====================
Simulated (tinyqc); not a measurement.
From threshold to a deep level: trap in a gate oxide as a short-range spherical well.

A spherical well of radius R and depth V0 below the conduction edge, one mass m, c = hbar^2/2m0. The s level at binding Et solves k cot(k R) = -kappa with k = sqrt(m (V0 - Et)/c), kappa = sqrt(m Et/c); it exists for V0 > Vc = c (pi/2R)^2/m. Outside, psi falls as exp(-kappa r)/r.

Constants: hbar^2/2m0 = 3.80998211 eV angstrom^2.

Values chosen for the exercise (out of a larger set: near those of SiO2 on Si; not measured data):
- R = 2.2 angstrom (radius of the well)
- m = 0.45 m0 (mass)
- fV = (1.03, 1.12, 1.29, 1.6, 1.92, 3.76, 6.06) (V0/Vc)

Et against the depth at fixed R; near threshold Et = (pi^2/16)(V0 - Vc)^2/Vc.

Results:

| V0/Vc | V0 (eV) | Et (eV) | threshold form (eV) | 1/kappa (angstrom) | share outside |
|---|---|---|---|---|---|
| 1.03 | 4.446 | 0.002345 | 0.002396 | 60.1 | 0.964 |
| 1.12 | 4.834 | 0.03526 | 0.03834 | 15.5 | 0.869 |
====================

(ASSIGNED TASK): Output the complete set of records word for word.

(TASK OUTPUT):
Simulated (tinyqc); not a measurement.
From threshold to a deep level: trap in a gate oxide as a short-range spherical well.

A spherical well of radius R and depth V0 below the conduction edge, one mass m, c = hbar^2/2m0. The s level at binding Et solves k cot(k R) = -kappa with k = sqrt(m (V0 - Et)/c), kappa = sqrt(m Et/c); it exists for V0 > Vc = c (pi/2R)^2/m. Outside, psi falls as exp(-kappa r)/r.

Constants: hbar^2/2m0 = 3.80998211 eV angstrom^2.

Values chosen for the exercise (out of a larger set: near those of SiO2 on Si; not measured data):
- R = 2.2 angstrom (radius of the well)
- m = 0.45 m0 (mass)
- fV = (1.03, 1.12, 1.29, 1.6, 1.92, 3.76, 6.06) (V0/Vc)

Et against the depth at fixed R; near threshold Et = (pi^2/16)(V0 - Vc)^2/Vc.

Results:

| V0/Vc | V0 (eV) | Et (eV) | threshold form (eV) | 1/kappa (angstrom) | share outside |
|---|---|---|---|---|---|
| 1.03 | 4.446 | 0.002345 | 0.002396 | 60.1 | 0.964 |
| 1.12 | 4.834 | 0.03526 | 0.03834 | 15.5 | 0.869 |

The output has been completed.